INFORMATION SUPPLIED:
________________________________________

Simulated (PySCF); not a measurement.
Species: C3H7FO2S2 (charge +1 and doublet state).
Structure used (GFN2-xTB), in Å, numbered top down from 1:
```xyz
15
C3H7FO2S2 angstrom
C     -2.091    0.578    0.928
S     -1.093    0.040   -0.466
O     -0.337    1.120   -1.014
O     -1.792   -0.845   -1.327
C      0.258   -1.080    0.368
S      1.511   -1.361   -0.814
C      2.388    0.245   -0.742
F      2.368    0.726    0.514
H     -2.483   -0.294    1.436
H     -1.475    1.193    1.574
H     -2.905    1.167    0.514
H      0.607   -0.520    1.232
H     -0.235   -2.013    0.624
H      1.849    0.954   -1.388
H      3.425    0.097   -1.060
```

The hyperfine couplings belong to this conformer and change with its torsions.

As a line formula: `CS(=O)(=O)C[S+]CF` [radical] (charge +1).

________________________________________

WORK ITEM:
The expected output is the exact run of lines from the start of the entries through the line with "The hyperfine couplings", inclusive.

EXERCISE RESULT:
Simulated (PySCF); not a measurement.
Species: C3H7FO2S2 (charge +1 and doublet state).
Structure used (GFN2-xTB), in Å, numbered top down from 1:
```xyz
15
C3H7FO2S2 angstrom
C     -2.091    0.578    0.928
S     -1.093    0.040   -0.466
O     -0.337    1.120   -1.014
O     -1.792   -0.845   -1.327
C      0.258   -1.080    0.368
S      1.511   -1.361   -0.814
C      2.388    0.245   -0.742
F      2.368    0.726    0.514
H     -2.483   -0.294    1.436
H     -1.475    1.193    1.574
H     -2.905    1.167    0.514
H      0.607   -0.520    1.232
H     -0.235   -2.013    0.624
H      1.849    0.954   -1.388
H      3.425    0.097   -1.060
```

The hyperfine couplings belong to this conformer and change with its torsions.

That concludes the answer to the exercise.